***
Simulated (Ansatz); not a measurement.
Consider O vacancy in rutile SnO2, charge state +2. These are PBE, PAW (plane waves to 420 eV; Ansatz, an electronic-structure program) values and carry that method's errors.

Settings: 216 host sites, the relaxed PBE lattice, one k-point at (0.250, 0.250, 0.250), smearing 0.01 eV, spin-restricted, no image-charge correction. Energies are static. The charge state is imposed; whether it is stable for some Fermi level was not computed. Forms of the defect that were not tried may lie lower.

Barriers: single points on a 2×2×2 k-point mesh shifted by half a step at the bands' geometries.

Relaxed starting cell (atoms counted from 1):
***

◆ **ASSIGNED TASK**: The range runs from the line above containing "Settings: 216 host" to the line containing "Barriers: single points", inclusive. Restate those lines word for word and no others.

◆ **WRITTEN ANSWER**:
Settings: 216 host sites, the relaxed PBE lattice, one k-point at (0.250, 0.250, 0.250), smearing 0.01 eV, spin-restricted, no image-charge correction. Energies are static. The charge state is imposed; whether it is stable for some Fermi level was not computed. Forms of the defect that were not tried may lie lower.

Barriers: single points on a 2×2×2 k-point mesh shifted by half a step at the bands' geometries.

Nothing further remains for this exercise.